(ENTRIES SUPPLIED):
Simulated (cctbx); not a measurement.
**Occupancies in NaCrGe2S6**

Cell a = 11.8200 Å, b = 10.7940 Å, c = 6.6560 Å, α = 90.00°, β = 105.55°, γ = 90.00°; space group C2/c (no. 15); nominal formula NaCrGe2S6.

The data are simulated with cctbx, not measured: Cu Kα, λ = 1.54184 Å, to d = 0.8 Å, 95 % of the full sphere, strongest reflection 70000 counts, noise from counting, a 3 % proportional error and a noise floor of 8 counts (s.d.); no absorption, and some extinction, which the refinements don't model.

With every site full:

(WORK ITEM): Retype exactly the span of lines from the one with "Cell a = 11.8200" through the one with "The data are"; include both ends and omit the rest of the material.

(WRITTEN REPLY):
Cell a = 11.8200 Å, b = 10.7940 Å, c = 6.6560 Å, α = 90.00°, β = 105.55°, γ = 90.00°; space group C2/c (no. 15); nominal formula NaCrGe2S6.

The data are simulated with cctbx, not measured: Cu Kα, λ = 1.54184 Å, to d = 0.8 Å, 95 % of the full sphere, strongest reflection 70000 counts, noise from counting, a 3 % proportional error and a noise floor of 8 counts (s.d.); no absorption, and some extinction, which the refinements don't model.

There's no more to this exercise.